## [ASSIGNED TASK]
Retype verbatim the lines of the listing, from the very first through the line with "Answer: -10.4 GPa.".

## [RECORDED INFORMATION]
'''

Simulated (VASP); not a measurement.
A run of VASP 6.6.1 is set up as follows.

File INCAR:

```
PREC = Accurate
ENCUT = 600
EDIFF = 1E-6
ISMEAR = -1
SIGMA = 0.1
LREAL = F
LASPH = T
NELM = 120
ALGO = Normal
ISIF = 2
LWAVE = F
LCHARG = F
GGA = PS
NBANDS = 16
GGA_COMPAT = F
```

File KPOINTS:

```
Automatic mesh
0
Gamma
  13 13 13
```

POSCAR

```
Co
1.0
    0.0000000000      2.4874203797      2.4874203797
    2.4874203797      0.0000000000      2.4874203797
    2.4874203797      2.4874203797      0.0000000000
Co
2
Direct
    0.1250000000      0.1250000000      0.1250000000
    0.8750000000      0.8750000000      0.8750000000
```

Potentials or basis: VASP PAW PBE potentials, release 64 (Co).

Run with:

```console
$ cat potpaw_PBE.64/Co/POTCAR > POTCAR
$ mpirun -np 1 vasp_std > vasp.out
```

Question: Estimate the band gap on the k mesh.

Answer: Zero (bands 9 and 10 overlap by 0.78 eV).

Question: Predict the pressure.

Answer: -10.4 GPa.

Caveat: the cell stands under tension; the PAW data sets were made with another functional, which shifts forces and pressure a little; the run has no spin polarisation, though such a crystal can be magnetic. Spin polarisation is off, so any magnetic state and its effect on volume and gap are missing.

'''

## [TASK SOLUTION]
Simulated (VASP); not a measurement.
A run of VASP 6.6.1 is set up as follows.

File INCAR:

```
PREC = Accurate
ENCUT = 600
EDIFF = 1E-6
ISMEAR = -1
SIGMA = 0.1
LREAL = F
LASPH = T
NELM = 120
ALGO = Normal
ISIF = 2
LWAVE = F
LCHARG = F
GGA = PS
NBANDS = 16
GGA_COMPAT = F
```

File KPOINTS:

```
Automatic mesh
0
Gamma
  13 13 13
```

POSCAR

```
Co
1.0
    0.0000000000      2.4874203797      2.4874203797
    2.4874203797      0.0000000000      2.4874203797
    2.4874203797      2.4874203797      0.0000000000
Co
2
Direct
    0.1250000000      0.1250000000      0.1250000000
    0.8750000000      0.8750000000      0.8750000000
```

Potentials or basis: VASP PAW PBE potentials, release 64 (Co).

Run with:

```console
$ cat potpaw_PBE.64/Co/POTCAR > POTCAR
$ mpirun -np 1 vasp_std > vasp.out
```

Question: Estimate the band gap on the k mesh.

Answer: Zero (bands 9 and 10 overlap by 0.78 eV).

Question: Predict the pressure.

Answer: -10.4 GPa.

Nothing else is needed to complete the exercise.